> **ASSIGNMENT**:
In the entries that follow, find the line containing "These files were", then output exactly every line from the first through that one.

***

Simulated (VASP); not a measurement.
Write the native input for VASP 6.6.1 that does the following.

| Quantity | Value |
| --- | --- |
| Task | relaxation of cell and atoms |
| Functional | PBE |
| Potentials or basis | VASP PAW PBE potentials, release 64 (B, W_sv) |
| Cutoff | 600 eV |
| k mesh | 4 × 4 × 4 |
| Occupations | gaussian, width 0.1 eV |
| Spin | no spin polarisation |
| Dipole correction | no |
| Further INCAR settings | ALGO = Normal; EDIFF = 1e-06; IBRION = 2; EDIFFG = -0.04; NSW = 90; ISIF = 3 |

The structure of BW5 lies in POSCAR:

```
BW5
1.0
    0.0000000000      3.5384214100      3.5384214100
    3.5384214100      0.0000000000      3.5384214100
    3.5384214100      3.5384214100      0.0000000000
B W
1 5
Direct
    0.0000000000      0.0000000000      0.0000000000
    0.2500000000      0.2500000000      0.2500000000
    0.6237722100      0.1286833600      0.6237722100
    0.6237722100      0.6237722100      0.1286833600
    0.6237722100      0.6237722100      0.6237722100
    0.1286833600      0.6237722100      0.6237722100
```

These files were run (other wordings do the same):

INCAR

***

> **EXERCISE RESULT**:
Simulated (VASP); not a measurement.
Write the native input for VASP 6.6.1 that does the following.

| Quantity | Value |
| --- | --- |
| Task | relaxation of cell and atoms |
| Functional | PBE |
| Potentials or basis | VASP PAW PBE potentials, release 64 (B, W_sv) |
| Cutoff | 600 eV |
| k mesh | 4 × 4 × 4 |
| Occupations | gaussian, width 0.1 eV |
| Spin | no spin polarisation |
| Dipole correction | no |
| Further INCAR settings | ALGO = Normal; EDIFF = 1e-06; IBRION = 2; EDIFFG = -0.04; NSW = 90; ISIF = 3 |

The structure of BW5 lies in POSCAR:

```
BW5
1.0
    0.0000000000      3.5384214100      3.5384214100
    3.5384214100      0.0000000000      3.5384214100
    3.5384214100      3.5384214100      0.0000000000
B W
1 5
Direct
    0.0000000000      0.0000000000      0.0000000000
    0.2500000000      0.2500000000      0.2500000000
    0.6237722100      0.1286833600      0.6237722100
    0.6237722100      0.6237722100      0.1286833600
    0.6237722100      0.6237722100      0.6237722100
    0.1286833600      0.6237722100      0.6237722100
```

These files were run (other wordings do the same):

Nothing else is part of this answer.